### Assignment
An exact printout of all the entries is required.

═════ Data extracts

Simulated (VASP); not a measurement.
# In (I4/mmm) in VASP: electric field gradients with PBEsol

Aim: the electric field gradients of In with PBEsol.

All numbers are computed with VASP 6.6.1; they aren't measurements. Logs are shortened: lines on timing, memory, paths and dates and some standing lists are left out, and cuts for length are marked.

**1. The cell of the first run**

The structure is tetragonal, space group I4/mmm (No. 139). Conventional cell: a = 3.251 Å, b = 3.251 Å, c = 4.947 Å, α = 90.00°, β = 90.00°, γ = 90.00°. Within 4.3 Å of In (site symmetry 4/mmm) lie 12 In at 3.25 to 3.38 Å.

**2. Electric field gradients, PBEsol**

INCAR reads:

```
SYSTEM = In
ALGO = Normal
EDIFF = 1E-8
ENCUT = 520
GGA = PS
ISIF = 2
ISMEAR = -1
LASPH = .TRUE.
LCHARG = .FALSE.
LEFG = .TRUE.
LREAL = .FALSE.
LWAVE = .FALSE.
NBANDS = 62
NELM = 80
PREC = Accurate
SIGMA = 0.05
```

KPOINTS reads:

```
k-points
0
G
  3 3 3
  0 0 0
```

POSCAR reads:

══════════

### Exercise answer
Simulated (VASP); not a measurement.
# In (I4/mmm) in VASP: electric field gradients with PBEsol

Aim: the electric field gradients of In with PBEsol.

All numbers are computed with VASP 6.6.1; they aren't measurements. Logs are shortened: lines on timing, memory, paths and dates and some standing lists are left out, and cuts for length are marked.

**1. The cell of the first run**

The structure is tetragonal, space group I4/mmm (No. 139). Conventional cell: a = 3.251 Å, b = 3.251 Å, c = 4.947 Å, α = 90.00°, β = 90.00°, γ = 90.00°. Within 4.3 Å of In (site symmetry 4/mmm) lie 12 In at 3.25 to 3.38 Å.

**2. Electric field gradients, PBEsol**

INCAR reads:

```
SYSTEM = In
ALGO = Normal
EDIFF = 1E-8
ENCUT = 520
GGA = PS
ISIF = 2
ISMEAR = -1
LASPH = .TRUE.
LCHARG = .FALSE.
LEFG = .TRUE.
LREAL = .FALSE.
LWAVE = .FALSE.
NBANDS = 62
NELM = 80
PREC = Accurate
SIGMA = 0.05
```

KPOINTS reads:

```
k-points
0
G
  3 3 3
  0 0 0
```

POSCAR reads:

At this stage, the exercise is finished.